Print the data exactly, leaving nothing out.

STORED DATA ::

##########

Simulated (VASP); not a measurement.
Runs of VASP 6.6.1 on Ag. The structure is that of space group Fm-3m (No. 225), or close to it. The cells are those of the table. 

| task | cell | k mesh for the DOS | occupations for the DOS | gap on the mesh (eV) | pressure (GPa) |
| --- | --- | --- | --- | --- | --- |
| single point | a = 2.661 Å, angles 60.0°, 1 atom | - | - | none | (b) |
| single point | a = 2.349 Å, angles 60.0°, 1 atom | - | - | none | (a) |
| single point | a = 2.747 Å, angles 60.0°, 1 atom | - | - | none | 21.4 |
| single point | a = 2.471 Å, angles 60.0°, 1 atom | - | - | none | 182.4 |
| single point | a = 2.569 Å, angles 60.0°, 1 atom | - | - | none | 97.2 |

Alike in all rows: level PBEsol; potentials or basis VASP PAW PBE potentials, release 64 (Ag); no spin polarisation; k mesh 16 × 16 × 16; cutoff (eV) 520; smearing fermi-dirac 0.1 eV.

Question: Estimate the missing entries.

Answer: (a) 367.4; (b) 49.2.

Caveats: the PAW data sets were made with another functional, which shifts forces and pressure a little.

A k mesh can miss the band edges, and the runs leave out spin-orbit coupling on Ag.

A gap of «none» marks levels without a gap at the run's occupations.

##########

WRITTEN REPLY ::
Simulated (VASP); not a measurement.
Runs of VASP 6.6.1 on Ag. The structure is that of space group Fm-3m (No. 225), or close to it. The cells are those of the table. 

| task | cell | k mesh for the DOS | occupations for the DOS | gap on the mesh (eV) | pressure (GPa) |
| --- | --- | --- | --- | --- | --- |
| single point | a = 2.661 Å, angles 60.0°, 1 atom | - | - | none | (b) |
| single point | a = 2.349 Å, angles 60.0°, 1 atom | - | - | none | (a) |
| single point | a = 2.747 Å, angles 60.0°, 1 atom | - | - | none | 21.4 |
| single point | a = 2.471 Å, angles 60.0°, 1 atom | - | - | none | 182.4 |
| single point | a = 2.569 Å, angles 60.0°, 1 atom | - | - | none | 97.2 |

Alike in all rows: level PBEsol; potentials or basis VASP PAW PBE potentials, release 64 (Ag); no spin polarisation; k mesh 16 × 16 × 16; cutoff (eV) 520; smearing fermi-dirac 0.1 eV.

Question: Estimate the missing entries.

Answer: (a) 367.4; (b) 49.2.

Caveats: the PAW data sets were made with another functional, which shifts forces and pressure a little.

A k mesh can miss the band edges, and the runs leave out spin-orbit coupling on Ag.

A gap of «none» marks levels without a gap at the run's occupations.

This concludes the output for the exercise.